## Assigned task
Would you print all of the records below exactly, without skipping any?

## Source material
++++++++++
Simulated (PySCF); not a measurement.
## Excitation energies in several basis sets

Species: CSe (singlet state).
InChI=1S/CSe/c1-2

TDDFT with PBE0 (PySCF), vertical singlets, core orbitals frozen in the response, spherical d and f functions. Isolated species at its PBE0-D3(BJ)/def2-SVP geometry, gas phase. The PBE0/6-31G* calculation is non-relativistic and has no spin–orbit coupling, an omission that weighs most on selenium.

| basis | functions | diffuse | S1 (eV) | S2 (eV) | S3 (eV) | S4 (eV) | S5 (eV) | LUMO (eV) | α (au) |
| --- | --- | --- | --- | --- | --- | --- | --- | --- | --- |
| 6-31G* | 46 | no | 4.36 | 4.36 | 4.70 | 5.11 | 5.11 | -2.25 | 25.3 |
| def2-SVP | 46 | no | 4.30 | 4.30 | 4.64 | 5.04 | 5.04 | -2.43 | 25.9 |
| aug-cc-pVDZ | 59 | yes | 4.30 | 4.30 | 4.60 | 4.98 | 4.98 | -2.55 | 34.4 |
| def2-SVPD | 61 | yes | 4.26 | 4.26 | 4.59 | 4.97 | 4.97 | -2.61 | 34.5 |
++++++++++

## Problem solution
Simulated (PySCF); not a measurement.
## Excitation energies in several basis sets

Species: CSe (singlet state).
InChI=1S/CSe/c1-2

TDDFT with PBE0 (PySCF), vertical singlets, core orbitals frozen in the response, spherical d and f functions. Isolated species at its PBE0-D3(BJ)/def2-SVP geometry, gas phase. The PBE0/6-31G* calculation is non-relativistic and has no spin–orbit coupling, an omission that weighs most on selenium.

| basis | functions | diffuse | S1 (eV) | S2 (eV) | S3 (eV) | S4 (eV) | S5 (eV) | LUMO (eV) | α (au) |
| --- | --- | --- | --- | --- | --- | --- | --- | --- | --- |
| 6-31G* | 46 | no | 4.36 | 4.36 | 4.70 | 5.11 | 5.11 | -2.25 | 25.3 |
| def2-SVP | 46 | no | 4.30 | 4.30 | 4.64 | 5.04 | 5.04 | -2.43 | 25.9 |
| aug-cc-pVDZ | 59 | yes | 4.30 | 4.30 | 4.60 | 4.98 | 4.98 | -2.55 | 34.4 |
| def2-SVPD | 61 | yes | 4.26 | 4.26 | 4.59 | 4.97 | 4.97 | -2.61 | 34.5 |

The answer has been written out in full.